Top of RECORDED INFORMATION

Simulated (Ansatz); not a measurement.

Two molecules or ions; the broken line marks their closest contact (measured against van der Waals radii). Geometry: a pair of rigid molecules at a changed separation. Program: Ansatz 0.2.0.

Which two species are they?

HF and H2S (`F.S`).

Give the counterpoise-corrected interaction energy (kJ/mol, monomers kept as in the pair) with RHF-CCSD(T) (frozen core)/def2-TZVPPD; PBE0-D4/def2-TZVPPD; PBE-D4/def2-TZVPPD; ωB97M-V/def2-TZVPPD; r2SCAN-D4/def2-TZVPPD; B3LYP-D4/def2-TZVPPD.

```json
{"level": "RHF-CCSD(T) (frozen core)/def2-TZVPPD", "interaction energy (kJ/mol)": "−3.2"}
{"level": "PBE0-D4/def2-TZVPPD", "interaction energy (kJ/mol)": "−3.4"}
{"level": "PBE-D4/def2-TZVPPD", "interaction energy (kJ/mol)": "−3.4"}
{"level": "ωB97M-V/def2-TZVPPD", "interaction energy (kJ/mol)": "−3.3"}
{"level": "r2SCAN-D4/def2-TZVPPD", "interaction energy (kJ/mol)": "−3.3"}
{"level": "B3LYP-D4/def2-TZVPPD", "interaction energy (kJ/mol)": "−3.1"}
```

Bottom of RECORDED INFORMATION

WORK TASK. Would you please transcribe the lines above exactly, starting with the first line of the material and ending with the line that has "Which two species are they?"?

EXERCISE OUTPUT.
Simulated (Ansatz); not a measurement.

Two molecules or ions; the broken line marks their closest contact (measured against van der Waals radii). Geometry: a pair of rigid molecules at a changed separation. Program: Ansatz 0.2.0.

Which two species are they?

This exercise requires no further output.